Data below:

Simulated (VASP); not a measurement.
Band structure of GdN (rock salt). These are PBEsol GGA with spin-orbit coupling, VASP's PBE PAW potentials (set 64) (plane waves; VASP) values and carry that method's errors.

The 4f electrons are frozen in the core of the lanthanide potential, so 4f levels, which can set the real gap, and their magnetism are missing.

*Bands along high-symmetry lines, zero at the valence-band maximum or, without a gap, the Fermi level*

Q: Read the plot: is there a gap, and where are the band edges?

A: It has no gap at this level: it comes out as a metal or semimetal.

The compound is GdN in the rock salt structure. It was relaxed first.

End of Data.

→ **Activity**: Each line of the listing should be retyped exactly, with nothing left out.

→ **Answer area**:
Simulated (VASP); not a measurement.
Band structure of GdN (rock salt). These are PBEsol GGA with spin-orbit coupling, VASP's PBE PAW potentials (set 64) (plane waves; VASP) values and carry that method's errors.

The 4f electrons are frozen in the core of the lanthanide potential, so 4f levels, which can set the real gap, and their magnetism are missing.

*Bands along high-symmetry lines, zero at the valence-band maximum or, without a gap, the Fermi level*

Q: Read the plot: is there a gap, and where are the band edges?

A: It has no gap at this level: it comes out as a metal or semimetal.

The compound is GdN in the rock salt structure. It was relaxed first.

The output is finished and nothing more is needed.